**Work order**
Transcribe only the lines between the first line of the records and the line containing "Geometry: B3LYP-D3(BJ)/def2-SVP. This", inclusive, exactly as written.

**Data under study**
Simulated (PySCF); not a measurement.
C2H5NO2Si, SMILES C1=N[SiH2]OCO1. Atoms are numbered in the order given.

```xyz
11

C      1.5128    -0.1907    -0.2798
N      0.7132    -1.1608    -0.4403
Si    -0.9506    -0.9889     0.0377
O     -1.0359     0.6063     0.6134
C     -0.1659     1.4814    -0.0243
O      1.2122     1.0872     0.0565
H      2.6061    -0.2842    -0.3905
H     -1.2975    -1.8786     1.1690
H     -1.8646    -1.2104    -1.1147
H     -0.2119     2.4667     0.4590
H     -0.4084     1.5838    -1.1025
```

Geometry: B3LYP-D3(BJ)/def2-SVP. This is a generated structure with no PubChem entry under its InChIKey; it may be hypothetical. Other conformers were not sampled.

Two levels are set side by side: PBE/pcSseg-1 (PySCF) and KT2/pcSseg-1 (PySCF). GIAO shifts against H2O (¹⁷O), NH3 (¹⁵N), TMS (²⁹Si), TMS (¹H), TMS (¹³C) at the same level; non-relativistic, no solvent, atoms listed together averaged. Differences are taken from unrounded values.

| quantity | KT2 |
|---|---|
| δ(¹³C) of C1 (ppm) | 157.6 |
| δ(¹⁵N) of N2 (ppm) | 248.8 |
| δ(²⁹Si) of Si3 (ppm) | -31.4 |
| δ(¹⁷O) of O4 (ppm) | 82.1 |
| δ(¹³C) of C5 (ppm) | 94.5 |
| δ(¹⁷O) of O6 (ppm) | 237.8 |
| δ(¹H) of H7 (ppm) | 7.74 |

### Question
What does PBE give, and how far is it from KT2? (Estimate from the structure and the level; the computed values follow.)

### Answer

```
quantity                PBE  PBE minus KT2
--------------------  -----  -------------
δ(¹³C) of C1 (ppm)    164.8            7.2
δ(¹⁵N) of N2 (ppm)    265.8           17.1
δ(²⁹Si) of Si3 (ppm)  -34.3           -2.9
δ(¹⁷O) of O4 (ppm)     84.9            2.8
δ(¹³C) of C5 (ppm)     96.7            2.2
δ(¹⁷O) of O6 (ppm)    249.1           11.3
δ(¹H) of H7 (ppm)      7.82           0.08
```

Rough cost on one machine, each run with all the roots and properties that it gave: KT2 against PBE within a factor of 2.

**Solution**
Simulated (PySCF); not a measurement.
C2H5NO2Si, SMILES C1=N[SiH2]OCO1. Atoms are numbered in the order given.

```xyz
11

C      1.5128    -0.1907    -0.2798
N      0.7132    -1.1608    -0.4403
Si    -0.9506    -0.9889     0.0377
O     -1.0359     0.6063     0.6134
C     -0.1659     1.4814    -0.0243
O      1.2122     1.0872     0.0565
H      2.6061    -0.2842    -0.3905
H     -1.2975    -1.8786     1.1690
H     -1.8646    -1.2104    -1.1147
H     -0.2119     2.4667     0.4590
H     -0.4084     1.5838    -1.1025
```

Geometry: B3LYP-D3(BJ)/def2-SVP. This is a generated structure with no PubChem entry under its InChIKey; it may be hypothetical. Other conformers were not sampled.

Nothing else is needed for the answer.